Work request: Keeping every word the same, return the listing from its first line until the line holding "How stiff is" has been returned as well.

-------- Stored data --------
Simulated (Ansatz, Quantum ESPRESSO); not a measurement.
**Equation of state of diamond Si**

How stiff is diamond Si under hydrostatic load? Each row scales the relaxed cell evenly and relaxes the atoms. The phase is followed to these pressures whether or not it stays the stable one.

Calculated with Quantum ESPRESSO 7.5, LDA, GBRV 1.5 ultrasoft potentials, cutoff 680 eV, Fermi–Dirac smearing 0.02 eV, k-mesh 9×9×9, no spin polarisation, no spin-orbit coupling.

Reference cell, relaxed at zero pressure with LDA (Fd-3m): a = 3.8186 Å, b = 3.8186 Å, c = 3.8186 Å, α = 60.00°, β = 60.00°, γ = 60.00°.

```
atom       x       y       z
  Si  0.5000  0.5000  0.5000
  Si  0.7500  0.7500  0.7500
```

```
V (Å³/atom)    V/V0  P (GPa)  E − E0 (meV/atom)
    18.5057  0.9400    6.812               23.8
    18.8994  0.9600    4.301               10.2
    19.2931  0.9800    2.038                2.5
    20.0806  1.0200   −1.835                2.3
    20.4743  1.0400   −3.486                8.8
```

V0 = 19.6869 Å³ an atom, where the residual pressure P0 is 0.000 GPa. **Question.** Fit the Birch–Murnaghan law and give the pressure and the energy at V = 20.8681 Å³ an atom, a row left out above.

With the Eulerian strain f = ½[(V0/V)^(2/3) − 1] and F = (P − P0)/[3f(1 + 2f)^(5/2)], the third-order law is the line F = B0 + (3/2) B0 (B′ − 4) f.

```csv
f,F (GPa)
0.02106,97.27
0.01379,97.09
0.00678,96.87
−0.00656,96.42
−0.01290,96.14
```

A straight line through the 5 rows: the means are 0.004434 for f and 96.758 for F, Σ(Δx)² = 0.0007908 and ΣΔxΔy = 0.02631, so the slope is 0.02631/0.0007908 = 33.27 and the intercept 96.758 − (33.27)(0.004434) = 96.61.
--------

Response area:
Simulated (Ansatz, Quantum ESPRESSO); not a measurement.
**Equation of state of diamond Si**

How stiff is diamond Si under hydrostatic load? Each row scales the relaxed cell evenly and relaxes the atoms. The phase is followed to these pressures whether or not it stays the stable one.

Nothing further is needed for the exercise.